═══ SUPPLIED DATA

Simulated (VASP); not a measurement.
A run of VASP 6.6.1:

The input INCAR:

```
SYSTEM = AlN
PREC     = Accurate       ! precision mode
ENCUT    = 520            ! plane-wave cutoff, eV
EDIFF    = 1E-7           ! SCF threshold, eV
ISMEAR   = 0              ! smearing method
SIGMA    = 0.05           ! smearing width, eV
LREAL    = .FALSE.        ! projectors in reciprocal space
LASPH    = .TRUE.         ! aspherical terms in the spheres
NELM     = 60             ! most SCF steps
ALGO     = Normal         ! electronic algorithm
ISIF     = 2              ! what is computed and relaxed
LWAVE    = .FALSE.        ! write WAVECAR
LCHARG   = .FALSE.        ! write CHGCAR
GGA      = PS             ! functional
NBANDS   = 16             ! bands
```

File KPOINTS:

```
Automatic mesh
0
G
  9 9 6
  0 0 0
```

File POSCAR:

══════

Print out all of the data above word for word.

Simulated (VASP); not a measurement.
A run of VASP 6.6.1:

The input INCAR:

```
SYSTEM = AlN
PREC     = Accurate       ! precision mode
ENCUT    = 520            ! plane-wave cutoff, eV
EDIFF    = 1E-7           ! SCF threshold, eV
ISMEAR   = 0              ! smearing method
SIGMA    = 0.05           ! smearing width, eV
LREAL    = .FALSE.        ! projectors in reciprocal space
LASPH    = .TRUE.         ! aspherical terms in the spheres
NELM     = 60             ! most SCF steps
ALGO     = Normal         ! electronic algorithm
ISIF     = 2              ! what is computed and relaxed
LWAVE    = .FALSE.        ! write WAVECAR
LCHARG   = .FALSE.        ! write CHGCAR
GGA      = PS             ! functional
NBANDS   = 16             ! bands
```

File KPOINTS:

```
Automatic mesh
0
G
  9 9 6
  0 0 0
```

File POSCAR:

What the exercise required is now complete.